### [ASSIGNMENT]
Would you write out the entries below, every one of them, exactly?

========

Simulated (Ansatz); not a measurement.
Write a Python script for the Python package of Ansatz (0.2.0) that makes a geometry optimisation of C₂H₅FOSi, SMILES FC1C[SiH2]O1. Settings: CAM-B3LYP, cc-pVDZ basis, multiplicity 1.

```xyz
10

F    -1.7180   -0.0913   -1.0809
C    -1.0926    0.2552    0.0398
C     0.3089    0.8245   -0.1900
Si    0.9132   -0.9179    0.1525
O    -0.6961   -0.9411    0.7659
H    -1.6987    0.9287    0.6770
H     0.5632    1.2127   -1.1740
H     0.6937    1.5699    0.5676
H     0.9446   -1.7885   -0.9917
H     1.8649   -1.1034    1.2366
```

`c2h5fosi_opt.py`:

========

### [RESPONSE]
Simulated (Ansatz); not a measurement.
Write a Python script for the Python package of Ansatz (0.2.0) that makes a geometry optimisation of C₂H₅FOSi, SMILES FC1C[SiH2]O1. Settings: CAM-B3LYP, cc-pVDZ basis, multiplicity 1.

```xyz
10

F    -1.7180   -0.0913   -1.0809
C    -1.0926    0.2552    0.0398
C     0.3089    0.8245   -0.1900
Si    0.9132   -0.9179    0.1525
O    -0.6961   -0.9411    0.7659
H    -1.6987    0.9287    0.6770
H     0.5632    1.2127   -1.1740
H     0.6937    1.5699    0.5676
H     0.9446   -1.7885   -0.9917
H     1.8649   -1.1034    1.2366
```

`c2h5fosi_opt.py`:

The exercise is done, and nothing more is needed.